**Information provided**
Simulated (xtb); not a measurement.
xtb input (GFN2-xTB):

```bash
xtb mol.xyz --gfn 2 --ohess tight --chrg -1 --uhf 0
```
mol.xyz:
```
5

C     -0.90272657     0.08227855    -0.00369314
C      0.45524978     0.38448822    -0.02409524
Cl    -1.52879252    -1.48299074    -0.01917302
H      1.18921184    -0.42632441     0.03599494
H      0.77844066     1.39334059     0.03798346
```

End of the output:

**Activity**
Every entry is to be returned exactly, with nothing dropped.

**Exercise solution**
Simulated (xtb); not a measurement.
xtb input (GFN2-xTB):

```bash
xtb mol.xyz --gfn 2 --ohess tight --chrg -1 --uhf 0
```
mol.xyz:
```
5

C     -0.90272657     0.08227855    -0.00369314
C      0.45524978     0.38448822    -0.02409524
Cl    -1.52879252    -1.48299074    -0.01917302
H      1.18921184    -0.42632441     0.03599494
H      0.77844066     1.39334059     0.03798346
```

End of the output:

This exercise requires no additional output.